Supplied information =>
··········
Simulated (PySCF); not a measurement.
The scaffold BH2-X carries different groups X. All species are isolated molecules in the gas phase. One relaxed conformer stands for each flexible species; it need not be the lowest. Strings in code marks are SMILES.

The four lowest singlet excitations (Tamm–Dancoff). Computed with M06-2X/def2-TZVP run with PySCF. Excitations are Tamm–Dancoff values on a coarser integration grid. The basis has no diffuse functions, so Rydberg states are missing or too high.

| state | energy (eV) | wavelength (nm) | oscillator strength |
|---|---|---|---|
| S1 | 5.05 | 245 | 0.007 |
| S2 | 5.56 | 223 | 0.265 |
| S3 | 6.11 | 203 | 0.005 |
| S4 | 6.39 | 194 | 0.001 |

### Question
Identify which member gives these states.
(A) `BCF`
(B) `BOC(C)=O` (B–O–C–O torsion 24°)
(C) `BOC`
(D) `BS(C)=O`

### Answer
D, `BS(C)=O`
··········

Restate the material word for word, but only from its first line through the line containing "The four lowest".

Task solution =>
Simulated (PySCF); not a measurement.
The scaffold BH2-X carries different groups X. All species are isolated molecules in the gas phase. One relaxed conformer stands for each flexible species; it need not be the lowest. Strings in code marks are SMILES.

The four lowest singlet excitations (Tamm–Dancoff). Computed with M06-2X/def2-TZVP run with PySCF. Excitations are Tamm–Dancoff values on a coarser integration grid. The basis has no diffuse functions, so Rydberg states are missing or too high.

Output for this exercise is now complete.